Give again, word for word, each line from the top of the listing through the line that holds "Bond orders from".

> INPUT DATA:
────────

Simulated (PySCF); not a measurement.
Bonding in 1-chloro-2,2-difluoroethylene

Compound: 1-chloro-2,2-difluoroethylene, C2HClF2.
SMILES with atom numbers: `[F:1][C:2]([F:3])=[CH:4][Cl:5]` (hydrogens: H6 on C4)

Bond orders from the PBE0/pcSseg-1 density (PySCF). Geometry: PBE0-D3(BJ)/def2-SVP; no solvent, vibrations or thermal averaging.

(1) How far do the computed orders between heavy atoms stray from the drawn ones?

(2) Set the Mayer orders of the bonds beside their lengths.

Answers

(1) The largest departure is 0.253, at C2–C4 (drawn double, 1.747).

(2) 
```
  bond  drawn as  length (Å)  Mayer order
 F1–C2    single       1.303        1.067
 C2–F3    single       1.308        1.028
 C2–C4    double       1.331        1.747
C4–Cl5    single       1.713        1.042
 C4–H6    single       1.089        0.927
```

────────

> SOLUTION:
Simulated (PySCF); not a measurement.
Bonding in 1-chloro-2,2-difluoroethylene

Compound: 1-chloro-2,2-difluoroethylene, C2HClF2.
SMILES with atom numbers: `[F:1][C:2]([F:3])=[CH:4][Cl:5]` (hydrogens: H6 on C4)

Bond orders from the PBE0/pcSseg-1 density (PySCF). Geometry: PBE0-D3(BJ)/def2-SVP; no solvent, vibrations or thermal averaging.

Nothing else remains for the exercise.